#### EXTRACTED ENTRIES
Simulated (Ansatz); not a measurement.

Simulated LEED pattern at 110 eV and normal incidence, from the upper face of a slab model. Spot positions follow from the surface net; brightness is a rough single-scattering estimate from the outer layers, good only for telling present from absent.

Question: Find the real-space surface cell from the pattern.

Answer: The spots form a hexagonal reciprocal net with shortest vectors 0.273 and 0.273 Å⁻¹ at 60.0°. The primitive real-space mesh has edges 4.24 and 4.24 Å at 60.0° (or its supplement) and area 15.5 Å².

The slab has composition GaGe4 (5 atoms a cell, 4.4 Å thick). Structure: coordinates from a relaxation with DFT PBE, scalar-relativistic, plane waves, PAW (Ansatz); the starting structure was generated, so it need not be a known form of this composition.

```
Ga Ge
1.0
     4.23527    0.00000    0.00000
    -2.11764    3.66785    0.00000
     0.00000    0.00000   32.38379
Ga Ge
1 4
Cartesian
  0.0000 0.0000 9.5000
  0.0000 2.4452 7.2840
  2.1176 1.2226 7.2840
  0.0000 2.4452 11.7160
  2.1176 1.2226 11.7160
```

#### REQUIRED ACTION
Retype only the lines running from the top of the listing to the line that holds "Answer: The spots", both ends included.

#### EXERCISE ANSWER
Simulated (Ansatz); not a measurement.

Simulated LEED pattern at 110 eV and normal incidence, from the upper face of a slab model. Spot positions follow from the surface net; brightness is a rough single-scattering estimate from the outer layers, good only for telling present from absent.

Question: Find the real-space surface cell from the pattern.

Answer: The spots form a hexagonal reciprocal net with shortest vectors 0.273 and 0.273 Å⁻¹ at 60.0°. The primitive real-space mesh has edges 4.24 and 4.24 Å at 60.0° (or its supplement) and area 15.5 Å².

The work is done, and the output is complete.